Supplied records:
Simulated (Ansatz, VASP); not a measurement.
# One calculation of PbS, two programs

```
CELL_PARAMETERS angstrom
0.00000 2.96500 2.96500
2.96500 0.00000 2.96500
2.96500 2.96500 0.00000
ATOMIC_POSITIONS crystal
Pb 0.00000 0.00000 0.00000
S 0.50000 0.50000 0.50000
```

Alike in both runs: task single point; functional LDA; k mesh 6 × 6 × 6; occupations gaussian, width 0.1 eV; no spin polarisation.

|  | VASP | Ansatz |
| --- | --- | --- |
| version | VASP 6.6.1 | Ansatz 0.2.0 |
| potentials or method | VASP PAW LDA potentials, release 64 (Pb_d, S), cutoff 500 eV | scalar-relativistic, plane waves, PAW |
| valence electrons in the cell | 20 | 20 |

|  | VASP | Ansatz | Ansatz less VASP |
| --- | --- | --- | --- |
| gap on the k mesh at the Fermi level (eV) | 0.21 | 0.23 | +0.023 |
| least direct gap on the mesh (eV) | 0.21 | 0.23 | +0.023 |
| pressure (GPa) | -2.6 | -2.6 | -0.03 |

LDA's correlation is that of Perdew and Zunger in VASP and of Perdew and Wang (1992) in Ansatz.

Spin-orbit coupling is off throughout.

Brief:
In the listing above, locate the line containing "-2.6 | -0.03 |" and the line containing "LDA's correlation is", then transcribe both and every line between them verbatim.

Problem solution:
| pressure (GPa) | -2.6 | -2.6 | -0.03 |

LDA's correlation is that of Perdew and Zunger in VASP and of Perdew and Wang (1992) in Ansatz.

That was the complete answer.